REQUIRED ACTION:
If a line appears in the data below, it must appear in your answer exactly as given.

MATERIAL SHOWN:
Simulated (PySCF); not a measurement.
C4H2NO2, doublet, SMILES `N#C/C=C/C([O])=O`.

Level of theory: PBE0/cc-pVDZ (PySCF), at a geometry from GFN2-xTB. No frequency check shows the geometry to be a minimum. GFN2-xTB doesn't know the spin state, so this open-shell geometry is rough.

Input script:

EXPECTED ANSWER:
Simulated (PySCF); not a measurement.
C4H2NO2, doublet, SMILES `N#C/C=C/C([O])=O`.

Level of theory: PBE0/cc-pVDZ (PySCF), at a geometry from GFN2-xTB. No frequency check shows the geometry to be a minimum. GFN2-xTB doesn't know the spin state, so this open-shell geometry is rough.

Input script:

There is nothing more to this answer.